Work order: Copy each of the records exactly.

Dataset excerpts:
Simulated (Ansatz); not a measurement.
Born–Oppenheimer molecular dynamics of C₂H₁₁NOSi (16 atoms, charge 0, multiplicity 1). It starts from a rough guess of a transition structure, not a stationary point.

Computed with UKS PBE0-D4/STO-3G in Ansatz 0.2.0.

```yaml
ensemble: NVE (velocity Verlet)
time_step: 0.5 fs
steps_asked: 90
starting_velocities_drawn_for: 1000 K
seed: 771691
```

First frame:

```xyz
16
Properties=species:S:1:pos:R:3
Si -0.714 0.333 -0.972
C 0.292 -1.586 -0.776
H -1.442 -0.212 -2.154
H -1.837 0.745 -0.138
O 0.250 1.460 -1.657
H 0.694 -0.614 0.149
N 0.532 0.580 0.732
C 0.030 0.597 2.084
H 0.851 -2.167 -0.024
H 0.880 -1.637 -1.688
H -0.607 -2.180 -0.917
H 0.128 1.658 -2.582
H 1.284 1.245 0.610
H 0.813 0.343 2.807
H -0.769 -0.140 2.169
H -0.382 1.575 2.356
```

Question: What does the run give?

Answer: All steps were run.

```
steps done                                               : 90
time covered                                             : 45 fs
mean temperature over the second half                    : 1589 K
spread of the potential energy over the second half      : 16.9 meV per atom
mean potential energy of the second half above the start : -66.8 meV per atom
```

Answer area:
Simulated (Ansatz); not a measurement.
Born–Oppenheimer molecular dynamics of C₂H₁₁NOSi (16 atoms, charge 0, multiplicity 1). It starts from a rough guess of a transition structure, not a stationary point.

Computed with UKS PBE0-D4/STO-3G in Ansatz 0.2.0.

```yaml
ensemble: NVE (velocity Verlet)
time_step: 0.5 fs
steps_asked: 90
starting_velocities_drawn_for: 1000 K
seed: 771691
```

First frame:

```xyz
16
Properties=species:S:1:pos:R:3
Si -0.714 0.333 -0.972
C 0.292 -1.586 -0.776
H -1.442 -0.212 -2.154
H -1.837 0.745 -0.138
O 0.250 1.460 -1.657
H 0.694 -0.614 0.149
N 0.532 0.580 0.732
C 0.030 0.597 2.084
H 0.851 -2.167 -0.024
H 0.880 -1.637 -1.688
H -0.607 -2.180 -0.917
H 0.128 1.658 -2.582
H 1.284 1.245 0.610
H 0.813 0.343 2.807
H -0.769 -0.140 2.169
H -0.382 1.575 2.356
```

Question: What does the run give?

Answer: All steps were run.

```
steps done                                               : 90
time covered                                             : 45 fs
mean temperature over the second half                    : 1589 K
spread of the potential energy over the second half      : 16.9 meV per atom
mean potential energy of the second half above the start : -66.8 meV per atom
```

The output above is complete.